= Beginning of Section =

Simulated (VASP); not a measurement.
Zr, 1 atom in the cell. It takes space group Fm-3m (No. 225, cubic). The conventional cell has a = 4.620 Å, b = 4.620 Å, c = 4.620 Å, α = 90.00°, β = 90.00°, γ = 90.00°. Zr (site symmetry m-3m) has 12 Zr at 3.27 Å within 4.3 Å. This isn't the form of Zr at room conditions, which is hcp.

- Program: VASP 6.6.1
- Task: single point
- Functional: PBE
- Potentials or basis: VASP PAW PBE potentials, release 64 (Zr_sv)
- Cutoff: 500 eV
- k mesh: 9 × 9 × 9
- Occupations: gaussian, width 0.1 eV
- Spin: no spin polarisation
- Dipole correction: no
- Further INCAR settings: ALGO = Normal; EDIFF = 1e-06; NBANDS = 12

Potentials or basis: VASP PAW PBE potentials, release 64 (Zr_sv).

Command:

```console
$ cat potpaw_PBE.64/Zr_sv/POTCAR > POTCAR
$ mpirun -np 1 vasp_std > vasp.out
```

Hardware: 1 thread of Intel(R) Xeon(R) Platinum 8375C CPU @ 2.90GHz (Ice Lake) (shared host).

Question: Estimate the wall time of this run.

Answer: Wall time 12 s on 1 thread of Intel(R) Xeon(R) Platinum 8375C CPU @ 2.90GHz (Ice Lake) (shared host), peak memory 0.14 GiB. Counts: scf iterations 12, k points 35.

= End of Section =

- **TASK ITEM**
Among the records above, extract exactly the lines from the line with "- Spin: no spin polarisation" to the line with "Question: Estimate the wall time of this run.", both lines included, and leave out the rest.

- **TASK SOLUTION**
- Spin: no spin polarisation
- Dipole correction: no
- Further INCAR settings: ALGO = Normal; EDIFF = 1e-06; NBANDS = 12

Potentials or basis: VASP PAW PBE potentials, release 64 (Zr_sv).

Command:

```console
$ cat potpaw_PBE.64/Zr_sv/POTCAR > POTCAR
$ mpirun -np 1 vasp_std > vasp.out
```

Hardware: 1 thread of Intel(R) Xeon(R) Platinum 8375C CPU @ 2.90GHz (Ice Lake) (shared host).

Question: Estimate the wall time of this run.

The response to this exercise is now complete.